### Work request
Retype the complete listing exactly as it appears.

### Dataset entries
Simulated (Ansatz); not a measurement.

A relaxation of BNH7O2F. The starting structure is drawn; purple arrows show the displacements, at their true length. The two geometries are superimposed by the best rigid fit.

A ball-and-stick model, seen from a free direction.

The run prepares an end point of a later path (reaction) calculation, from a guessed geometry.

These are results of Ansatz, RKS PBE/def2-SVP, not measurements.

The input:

### Your response
Simulated (Ansatz); not a measurement.

A relaxation of BNH7O2F. The starting structure is drawn; purple arrows show the displacements, at their true length. The two geometries are superimposed by the best rigid fit.

A ball-and-stick model, seen from a free direction.

The run prepares an end point of a later path (reaction) calculation, from a guessed geometry.

These are results of Ansatz, RKS PBE/def2-SVP, not measurements.

The input:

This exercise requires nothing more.